::::::::::
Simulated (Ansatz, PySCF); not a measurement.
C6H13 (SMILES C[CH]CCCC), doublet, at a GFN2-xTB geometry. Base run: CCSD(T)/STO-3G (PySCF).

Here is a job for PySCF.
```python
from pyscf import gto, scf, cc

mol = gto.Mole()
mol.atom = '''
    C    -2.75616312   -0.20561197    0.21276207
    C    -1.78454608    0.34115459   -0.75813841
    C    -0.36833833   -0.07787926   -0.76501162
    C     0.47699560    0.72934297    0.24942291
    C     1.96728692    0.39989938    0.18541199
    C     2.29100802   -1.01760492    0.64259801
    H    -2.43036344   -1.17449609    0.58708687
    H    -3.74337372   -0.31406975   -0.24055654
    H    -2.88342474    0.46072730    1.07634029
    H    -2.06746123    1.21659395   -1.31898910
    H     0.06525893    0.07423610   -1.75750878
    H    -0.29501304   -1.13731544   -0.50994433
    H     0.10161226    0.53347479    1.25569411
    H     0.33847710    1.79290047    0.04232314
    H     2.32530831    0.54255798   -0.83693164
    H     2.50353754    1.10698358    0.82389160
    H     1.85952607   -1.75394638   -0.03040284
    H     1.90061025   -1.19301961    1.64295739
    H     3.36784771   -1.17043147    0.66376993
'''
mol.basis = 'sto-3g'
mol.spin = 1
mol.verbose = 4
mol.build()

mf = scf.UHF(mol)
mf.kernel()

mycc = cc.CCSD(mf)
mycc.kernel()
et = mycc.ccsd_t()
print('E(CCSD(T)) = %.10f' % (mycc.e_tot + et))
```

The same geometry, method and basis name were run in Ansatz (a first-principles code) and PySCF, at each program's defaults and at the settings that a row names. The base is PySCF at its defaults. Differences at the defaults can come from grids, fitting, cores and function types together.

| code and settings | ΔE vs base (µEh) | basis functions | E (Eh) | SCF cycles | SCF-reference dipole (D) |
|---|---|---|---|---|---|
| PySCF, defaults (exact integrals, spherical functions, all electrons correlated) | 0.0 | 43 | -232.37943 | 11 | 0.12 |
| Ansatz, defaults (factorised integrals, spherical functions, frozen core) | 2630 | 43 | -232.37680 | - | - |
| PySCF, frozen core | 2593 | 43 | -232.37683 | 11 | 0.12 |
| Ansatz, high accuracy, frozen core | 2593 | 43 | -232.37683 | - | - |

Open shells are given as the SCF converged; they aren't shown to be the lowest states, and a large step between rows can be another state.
::::::::::

# Activity
Only the lines above starting at the line that holds "dipole (D) |" and ending at the line that holds "-232.37683 | - | - |" are to be repeated, exactly and in full.

# Written reply
| code and settings | ΔE vs base (µEh) | basis functions | E (Eh) | SCF cycles | SCF-reference dipole (D) |
|---|---|---|---|---|---|
| PySCF, defaults (exact integrals, spherical functions, all electrons correlated) | 0.0 | 43 | -232.37943 | 11 | 0.12 |
| Ansatz, defaults (factorised integrals, spherical functions, frozen core) | 2630 | 43 | -232.37680 | - | - |
| PySCF, frozen core | 2593 | 43 | -232.37683 | 11 | 0.12 |
| Ansatz, high accuracy, frozen core | 2593 | 43 | -232.37683 | - | - |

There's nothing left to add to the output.